┄┄┄┄┄┄┄┄┄┄┄┄┄┄┄┄┄┄┄┄
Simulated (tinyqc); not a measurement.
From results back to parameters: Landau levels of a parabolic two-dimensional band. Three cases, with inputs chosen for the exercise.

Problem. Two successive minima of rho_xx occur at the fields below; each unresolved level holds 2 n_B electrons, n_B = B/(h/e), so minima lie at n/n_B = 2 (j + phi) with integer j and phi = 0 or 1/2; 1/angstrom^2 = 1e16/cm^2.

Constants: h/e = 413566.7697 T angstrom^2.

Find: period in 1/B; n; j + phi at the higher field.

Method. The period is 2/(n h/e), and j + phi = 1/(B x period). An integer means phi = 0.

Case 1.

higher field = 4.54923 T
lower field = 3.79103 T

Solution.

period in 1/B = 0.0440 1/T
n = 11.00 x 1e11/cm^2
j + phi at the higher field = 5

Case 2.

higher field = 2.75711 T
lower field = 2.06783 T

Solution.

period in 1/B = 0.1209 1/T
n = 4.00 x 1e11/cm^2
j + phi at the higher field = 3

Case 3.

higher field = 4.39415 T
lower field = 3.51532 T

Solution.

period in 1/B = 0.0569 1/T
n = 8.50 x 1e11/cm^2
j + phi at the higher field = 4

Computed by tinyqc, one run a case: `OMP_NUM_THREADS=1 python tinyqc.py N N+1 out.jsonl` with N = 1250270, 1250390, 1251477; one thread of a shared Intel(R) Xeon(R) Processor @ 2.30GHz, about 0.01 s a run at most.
┄┄┄┄┄┄┄┄┄┄┄┄┄┄┄┄┄┄┄┄

- Exercise -
The first line of the listing above through the line containing "From results back": print exactly that, both ends included.

- Written response -
Simulated (tinyqc); not a measurement.
From results back to parameters: Landau levels of a parabolic two-dimensional band. Three cases, with inputs chosen for the exercise.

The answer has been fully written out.